EXCERPTED DATA:
--
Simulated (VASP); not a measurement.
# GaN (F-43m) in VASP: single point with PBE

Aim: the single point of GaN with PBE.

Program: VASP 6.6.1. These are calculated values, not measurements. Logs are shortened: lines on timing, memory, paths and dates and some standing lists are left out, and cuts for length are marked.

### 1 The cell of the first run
--

WORK TASK:
Repeat the listing exactly.

RESULT:
Simulated (VASP); not a measurement.
# GaN (F-43m) in VASP: single point with PBE

Aim: the single point of GaN with PBE.

Program: VASP 6.6.1. These are calculated values, not measurements. Logs are shortened: lines on timing, memory, paths and dates and some standing lists are left out, and cuts for length are marked.

### 1 The cell of the first run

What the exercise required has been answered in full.